▸ Brief: Some of the lines below need repeating. Reproduce exactly those between the lines holding "Ansatz relaxed the" and "from the codes.", inclusive.

▸ Supplied material:
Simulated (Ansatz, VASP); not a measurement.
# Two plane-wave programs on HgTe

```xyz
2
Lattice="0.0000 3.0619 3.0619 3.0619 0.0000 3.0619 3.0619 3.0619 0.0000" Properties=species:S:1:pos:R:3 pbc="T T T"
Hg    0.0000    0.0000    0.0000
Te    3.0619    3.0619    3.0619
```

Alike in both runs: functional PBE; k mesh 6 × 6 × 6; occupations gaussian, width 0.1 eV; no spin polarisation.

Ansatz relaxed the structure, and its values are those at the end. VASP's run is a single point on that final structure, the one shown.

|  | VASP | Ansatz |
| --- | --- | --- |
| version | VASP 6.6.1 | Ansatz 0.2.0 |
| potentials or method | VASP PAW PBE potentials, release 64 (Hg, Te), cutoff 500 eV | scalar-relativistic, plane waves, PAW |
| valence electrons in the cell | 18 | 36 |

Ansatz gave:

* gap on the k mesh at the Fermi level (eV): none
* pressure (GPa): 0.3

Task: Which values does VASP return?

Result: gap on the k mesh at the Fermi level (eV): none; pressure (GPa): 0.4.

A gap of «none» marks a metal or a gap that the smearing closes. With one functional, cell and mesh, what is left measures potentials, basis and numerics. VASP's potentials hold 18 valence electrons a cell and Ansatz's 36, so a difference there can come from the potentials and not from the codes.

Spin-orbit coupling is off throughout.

▸ Answer box:
Ansatz relaxed the structure, and its values are those at the end. VASP's run is a single point on that final structure, the one shown.

|  | VASP | Ansatz |
| --- | --- | --- |
| version | VASP 6.6.1 | Ansatz 0.2.0 |
| potentials or method | VASP PAW PBE potentials, release 64 (Hg, Te), cutoff 500 eV | scalar-relativistic, plane waves, PAW |
| valence electrons in the cell | 18 | 36 |

Ansatz gave:

* gap on the k mesh at the Fermi level (eV): none
* pressure (GPa): 0.3

Task: Which values does VASP return?

Result: gap on the k mesh at the Fermi level (eV): none; pressure (GPa): 0.4.

A gap of «none» marks a metal or a gap that the smearing closes. With one functional, cell and mesh, what is left measures potentials, basis and numerics. VASP's potentials hold 18 valence electrons a cell and Ansatz's 36, so a difference there can come from the potentials and not from the codes.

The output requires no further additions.